(Beginning of Provided material)

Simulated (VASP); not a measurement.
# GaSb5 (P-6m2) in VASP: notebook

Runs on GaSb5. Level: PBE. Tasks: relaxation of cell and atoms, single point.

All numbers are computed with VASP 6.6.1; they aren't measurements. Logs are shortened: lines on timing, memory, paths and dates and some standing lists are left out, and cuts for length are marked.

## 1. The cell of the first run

(End of Provided material)

● Work order:
Down to the last line, retype the entries above exactly.

● Written response:
Simulated (VASP); not a measurement.
# GaSb5 (P-6m2) in VASP: notebook

Runs on GaSb5. Level: PBE. Tasks: relaxation of cell and atoms, single point.

All numbers are computed with VASP 6.6.1; they aren't measurements. Logs are shortened: lines on timing, memory, paths and dates and some standing lists are left out, and cuts for length are marked.

## 1. The cell of the first run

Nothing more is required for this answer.